-------- RECORDS SUPPLIED --------

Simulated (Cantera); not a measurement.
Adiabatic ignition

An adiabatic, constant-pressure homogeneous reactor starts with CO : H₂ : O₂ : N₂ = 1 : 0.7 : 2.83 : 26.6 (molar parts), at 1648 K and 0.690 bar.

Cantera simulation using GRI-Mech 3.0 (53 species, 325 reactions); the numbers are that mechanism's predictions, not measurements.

--------

TASK ITEM
Everything from the first line above through the line that contains "An adiabatic, constant-pressure" should be duplicated exactly, please, and nothing beyond it.

TASK RESPONSE
Simulated (Cantera); not a measurement.
Adiabatic ignition

An adiabatic, constant-pressure homogeneous reactor starts with CO : H₂ : O₂ : N₂ = 1 : 0.7 : 2.83 : 26.6 (molar parts), at 1648 K and 0.690 bar.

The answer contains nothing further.